**Brief**:
Please write out word for word the opening lines of the material, including the line with "The gap is indirect, 1.70" as the last.

**Excerpted data**:
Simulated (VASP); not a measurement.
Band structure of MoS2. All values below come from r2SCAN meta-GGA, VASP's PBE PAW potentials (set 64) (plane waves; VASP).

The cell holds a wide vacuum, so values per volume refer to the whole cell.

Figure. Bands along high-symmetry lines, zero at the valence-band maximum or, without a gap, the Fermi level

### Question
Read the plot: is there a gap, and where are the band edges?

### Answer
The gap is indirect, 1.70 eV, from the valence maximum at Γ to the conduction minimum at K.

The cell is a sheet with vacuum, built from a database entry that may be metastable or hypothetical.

**Exercise response**:
Simulated (VASP); not a measurement.
Band structure of MoS2. All values below come from r2SCAN meta-GGA, VASP's PBE PAW potentials (set 64) (plane waves; VASP).

The cell holds a wide vacuum, so values per volume refer to the whole cell.

Figure. Bands along high-symmetry lines, zero at the valence-band maximum or, without a gap, the Fermi level

### Question
Read the plot: is there a gap, and where are the band edges?

### Answer
The gap is indirect, 1.70 eV, from the valence maximum at Γ to the conduction minimum at K.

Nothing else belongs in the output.